--- START ---

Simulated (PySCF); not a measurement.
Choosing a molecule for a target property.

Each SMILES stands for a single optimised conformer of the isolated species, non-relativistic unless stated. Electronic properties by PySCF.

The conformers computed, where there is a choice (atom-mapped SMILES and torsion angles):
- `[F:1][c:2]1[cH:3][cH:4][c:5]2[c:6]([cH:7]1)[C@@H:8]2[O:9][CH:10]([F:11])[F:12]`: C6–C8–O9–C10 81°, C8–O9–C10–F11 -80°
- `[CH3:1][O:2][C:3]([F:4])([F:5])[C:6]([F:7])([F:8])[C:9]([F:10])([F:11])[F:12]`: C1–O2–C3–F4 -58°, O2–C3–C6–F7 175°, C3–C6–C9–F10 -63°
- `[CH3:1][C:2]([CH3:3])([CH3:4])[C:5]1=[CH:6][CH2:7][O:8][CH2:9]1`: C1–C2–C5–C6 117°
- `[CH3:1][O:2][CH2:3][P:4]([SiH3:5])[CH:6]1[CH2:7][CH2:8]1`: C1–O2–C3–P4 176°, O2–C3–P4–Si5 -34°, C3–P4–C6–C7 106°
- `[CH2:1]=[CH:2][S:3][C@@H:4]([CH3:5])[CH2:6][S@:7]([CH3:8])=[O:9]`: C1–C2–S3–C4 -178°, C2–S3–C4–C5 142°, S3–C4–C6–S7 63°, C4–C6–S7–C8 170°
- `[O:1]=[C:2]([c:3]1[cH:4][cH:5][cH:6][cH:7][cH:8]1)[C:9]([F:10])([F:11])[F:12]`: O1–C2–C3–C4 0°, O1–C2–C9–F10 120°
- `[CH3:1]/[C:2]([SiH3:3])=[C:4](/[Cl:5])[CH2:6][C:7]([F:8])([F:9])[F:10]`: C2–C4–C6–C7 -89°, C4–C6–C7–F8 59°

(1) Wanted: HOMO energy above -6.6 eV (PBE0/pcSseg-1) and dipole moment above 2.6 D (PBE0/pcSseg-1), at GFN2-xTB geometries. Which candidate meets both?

--- END ---

*WORK TASK*
Please reproduce exactly the lines in the listing above from the one containing "175°, C3–C6–C9–F10 -63°" through the one containing "-34°, C3–P4–C6–C7 106°", both included, and nothing more.

*TASK ANSWER*
- `[CH3:1][O:2][C:3]([F:4])([F:5])[C:6]([F:7])([F:8])[C:9]([F:10])([F:11])[F:12]`: C1–O2–C3–F4 -58°, O2–C3–C6–F7 175°, C3–C6–C9–F10 -63°
- `[CH3:1][C:2]([CH3:3])([CH3:4])[C:5]1=[CH:6][CH2:7][O:8][CH2:9]1`: C1–C2–C5–C6 117°
- `[CH3:1][O:2][CH2:3][P:4]([SiH3:5])[CH:6]1[CH2:7][CH2:8]1`: C1–O2–C3–P4 176°, O2–C3–P4–Si5 -34°, C3–P4–C6–C7 106°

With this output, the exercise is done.